*WORK REQUEST*
The data below holds the lines to copy: everything from the line containing "Problem. Relative to" to the line containing "Solution. 23.5 kcal/mol", both ends included, set down exactly.

*DATASET CONTENT*
********************

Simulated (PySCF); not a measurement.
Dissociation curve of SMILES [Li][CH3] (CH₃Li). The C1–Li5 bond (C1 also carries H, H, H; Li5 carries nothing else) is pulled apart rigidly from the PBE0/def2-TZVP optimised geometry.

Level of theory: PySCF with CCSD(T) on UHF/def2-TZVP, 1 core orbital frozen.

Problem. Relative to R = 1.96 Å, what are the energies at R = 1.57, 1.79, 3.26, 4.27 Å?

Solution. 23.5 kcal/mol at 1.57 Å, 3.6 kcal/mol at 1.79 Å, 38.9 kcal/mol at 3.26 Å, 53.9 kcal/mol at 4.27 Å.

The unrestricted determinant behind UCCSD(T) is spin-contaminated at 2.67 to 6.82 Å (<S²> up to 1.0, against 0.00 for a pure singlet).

********************

*YOUR SOLUTION*
Problem. Relative to R = 1.96 Å, what are the energies at R = 1.57, 1.79, 3.26, 4.27 Å?

Solution. 23.5 kcal/mol at 1.57 Å, 3.6 kcal/mol at 1.79 Å, 38.9 kcal/mol at 3.26 Å, 53.9 kcal/mol at 4.27 Å.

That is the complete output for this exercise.